WORK REQUEST. Quote the listing below word for word, stopping after the line that contains "Which molecule has these constants?".

────────────────────
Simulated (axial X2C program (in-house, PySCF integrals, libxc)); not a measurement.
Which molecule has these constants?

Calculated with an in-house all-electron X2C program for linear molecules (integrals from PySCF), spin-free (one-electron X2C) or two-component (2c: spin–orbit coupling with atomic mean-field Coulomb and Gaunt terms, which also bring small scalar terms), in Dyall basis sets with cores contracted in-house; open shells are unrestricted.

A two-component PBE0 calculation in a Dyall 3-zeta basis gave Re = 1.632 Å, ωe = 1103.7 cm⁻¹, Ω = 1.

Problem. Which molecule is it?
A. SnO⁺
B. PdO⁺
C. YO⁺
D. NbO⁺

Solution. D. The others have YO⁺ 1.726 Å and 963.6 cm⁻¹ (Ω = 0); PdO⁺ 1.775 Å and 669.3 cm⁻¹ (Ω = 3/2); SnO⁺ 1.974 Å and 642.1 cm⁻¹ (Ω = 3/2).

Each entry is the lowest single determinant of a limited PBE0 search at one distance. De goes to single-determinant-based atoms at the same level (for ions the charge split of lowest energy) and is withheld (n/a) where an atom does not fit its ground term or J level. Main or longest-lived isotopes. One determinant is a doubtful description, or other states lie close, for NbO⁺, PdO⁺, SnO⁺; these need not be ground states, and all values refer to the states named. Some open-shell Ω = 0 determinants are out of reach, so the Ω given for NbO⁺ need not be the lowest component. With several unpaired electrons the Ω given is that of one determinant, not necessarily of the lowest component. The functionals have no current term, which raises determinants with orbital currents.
────────────────────

EXERCISE SOLUTION.
Simulated (axial X2C program (in-house, PySCF integrals, libxc)); not a measurement.
Which molecule has these constants?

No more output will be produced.